> **PROVIDED INFORMATION**:
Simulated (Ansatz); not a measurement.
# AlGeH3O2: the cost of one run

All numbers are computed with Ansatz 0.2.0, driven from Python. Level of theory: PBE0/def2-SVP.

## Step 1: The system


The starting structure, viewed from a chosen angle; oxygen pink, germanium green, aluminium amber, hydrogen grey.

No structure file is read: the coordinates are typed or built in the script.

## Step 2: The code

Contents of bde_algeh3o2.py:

> **ASSIGNMENT**:
Each record must appear again, word for word.

> **RESULT**:
Simulated (Ansatz); not a measurement.
# AlGeH3O2: the cost of one run

All numbers are computed with Ansatz 0.2.0, driven from Python. Level of theory: PBE0/def2-SVP.

## Step 1: The system


The starting structure, viewed from a chosen angle; oxygen pink, germanium green, aluminium amber, hydrogen grey.

No structure file is read: the coordinates are typed or built in the script.

## Step 2: The code

Contents of bde_algeh3o2.py:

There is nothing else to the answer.